═════ EXTRACTED ENTRIES ═════

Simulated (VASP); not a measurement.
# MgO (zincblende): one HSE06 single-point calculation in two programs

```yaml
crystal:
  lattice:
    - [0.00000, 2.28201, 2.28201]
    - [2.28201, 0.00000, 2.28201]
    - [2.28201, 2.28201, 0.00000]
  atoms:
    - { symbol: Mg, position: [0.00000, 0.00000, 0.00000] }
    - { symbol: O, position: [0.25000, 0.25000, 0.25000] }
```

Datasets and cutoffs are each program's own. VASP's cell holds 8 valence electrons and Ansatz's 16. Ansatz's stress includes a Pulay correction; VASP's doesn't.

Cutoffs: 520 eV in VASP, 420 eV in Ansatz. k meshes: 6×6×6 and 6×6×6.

═════

▸ **BRIEF**: With nothing left out, copy every record exactly.

▸ **WRITTEN SOLUTION**:
Simulated (VASP); not a measurement.
# MgO (zincblende): one HSE06 single-point calculation in two programs

```yaml
crystal:
  lattice:
    - [0.00000, 2.28201, 2.28201]
    - [2.28201, 0.00000, 2.28201]
    - [2.28201, 2.28201, 0.00000]
  atoms:
    - { symbol: Mg, position: [0.00000, 0.00000, 0.00000] }
    - { symbol: O, position: [0.25000, 0.25000, 0.25000] }
```

Datasets and cutoffs are each program's own. VASP's cell holds 8 valence electrons and Ansatz's 16. Ansatz's stress includes a Pulay correction; VASP's doesn't.

Cutoffs: 520 eV in VASP, 420 eV in Ansatz. k meshes: 6×6×6 and 6×6×6.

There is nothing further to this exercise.